— PROVIDED DATA —
────────

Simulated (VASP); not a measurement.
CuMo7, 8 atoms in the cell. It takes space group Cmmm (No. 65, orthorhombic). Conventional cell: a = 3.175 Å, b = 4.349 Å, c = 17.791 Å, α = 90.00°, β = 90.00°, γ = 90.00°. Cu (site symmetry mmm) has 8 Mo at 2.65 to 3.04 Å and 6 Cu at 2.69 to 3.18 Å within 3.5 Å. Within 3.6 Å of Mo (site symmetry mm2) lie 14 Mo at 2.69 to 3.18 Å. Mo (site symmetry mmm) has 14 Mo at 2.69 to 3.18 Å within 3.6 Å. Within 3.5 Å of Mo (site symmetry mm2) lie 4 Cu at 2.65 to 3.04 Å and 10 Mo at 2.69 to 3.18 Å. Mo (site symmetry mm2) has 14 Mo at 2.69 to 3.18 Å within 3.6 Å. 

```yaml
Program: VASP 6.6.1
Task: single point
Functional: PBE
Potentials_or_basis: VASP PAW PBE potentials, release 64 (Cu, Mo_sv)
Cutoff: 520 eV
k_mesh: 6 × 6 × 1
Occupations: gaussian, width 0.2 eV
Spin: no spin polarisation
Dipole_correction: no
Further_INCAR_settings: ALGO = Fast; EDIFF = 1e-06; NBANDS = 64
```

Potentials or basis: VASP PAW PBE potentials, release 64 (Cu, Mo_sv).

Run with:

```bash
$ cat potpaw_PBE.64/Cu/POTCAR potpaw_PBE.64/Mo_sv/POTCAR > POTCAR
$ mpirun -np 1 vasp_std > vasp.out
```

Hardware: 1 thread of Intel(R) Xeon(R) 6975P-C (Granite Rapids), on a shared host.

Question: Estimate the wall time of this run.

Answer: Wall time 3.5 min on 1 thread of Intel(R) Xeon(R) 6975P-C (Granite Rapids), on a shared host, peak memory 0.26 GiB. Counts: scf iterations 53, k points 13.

────────

— BRIEF —
Output, exactly and in full, the lines from the start of the entries above through the line that contains "Question: Estimate the wall time of this run.".

— EXERCISE OUTPUT —
Simulated (VASP); not a measurement.
CuMo7, 8 atoms in the cell. It takes space group Cmmm (No. 65, orthorhombic). Conventional cell: a = 3.175 Å, b = 4.349 Å, c = 17.791 Å, α = 90.00°, β = 90.00°, γ = 90.00°. Cu (site symmetry mmm) has 8 Mo at 2.65 to 3.04 Å and 6 Cu at 2.69 to 3.18 Å within 3.5 Å. Within 3.6 Å of Mo (site symmetry mm2) lie 14 Mo at 2.69 to 3.18 Å. Mo (site symmetry mmm) has 14 Mo at 2.69 to 3.18 Å within 3.6 Å. Within 3.5 Å of Mo (site symmetry mm2) lie 4 Cu at 2.65 to 3.04 Å and 10 Mo at 2.69 to 3.18 Å. Mo (site symmetry mm2) has 14 Mo at 2.69 to 3.18 Å within 3.6 Å. 

```yaml
Program: VASP 6.6.1
Task: single point
Functional: PBE
Potentials_or_basis: VASP PAW PBE potentials, release 64 (Cu, Mo_sv)
Cutoff: 520 eV
k_mesh: 6 × 6 × 1
Occupations: gaussian, width 0.2 eV
Spin: no spin polarisation
Dipole_correction: no
Further_INCAR_settings: ALGO = Fast; EDIFF = 1e-06; NBANDS = 64
```

Potentials or basis: VASP PAW PBE potentials, release 64 (Cu, Mo_sv).

Run with:

```bash
$ cat potpaw_PBE.64/Cu/POTCAR potpaw_PBE.64/Mo_sv/POTCAR > POTCAR
$ mpirun -np 1 vasp_std > vasp.out
```

Hardware: 1 thread of Intel(R) Xeon(R) 6975P-C (Granite Rapids), on a shared host.

Question: Estimate the wall time of this run.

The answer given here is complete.